- [Supplied entries]
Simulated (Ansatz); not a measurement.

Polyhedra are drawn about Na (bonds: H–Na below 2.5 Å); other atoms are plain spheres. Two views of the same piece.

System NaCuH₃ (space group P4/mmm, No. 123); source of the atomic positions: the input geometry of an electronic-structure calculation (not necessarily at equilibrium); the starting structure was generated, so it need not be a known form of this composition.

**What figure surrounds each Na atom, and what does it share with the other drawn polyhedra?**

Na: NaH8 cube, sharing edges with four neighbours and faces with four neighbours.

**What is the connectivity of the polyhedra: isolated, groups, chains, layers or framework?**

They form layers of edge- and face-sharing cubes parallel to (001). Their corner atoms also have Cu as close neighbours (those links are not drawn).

- [Required action]
The expected response is the material above given again line by line, from its first line to the line holding "other drawn polyhedra?**", inclusive.

- [Result]
Simulated (Ansatz); not a measurement.

Polyhedra are drawn about Na (bonds: H–Na below 2.5 Å); other atoms are plain spheres. Two views of the same piece.

System NaCuH₃ (space group P4/mmm, No. 123); source of the atomic positions: the input geometry of an electronic-structure calculation (not necessarily at equilibrium); the starting structure was generated, so it need not be a known form of this composition.

**What figure surrounds each Na atom, and what does it share with the other drawn polyhedra?**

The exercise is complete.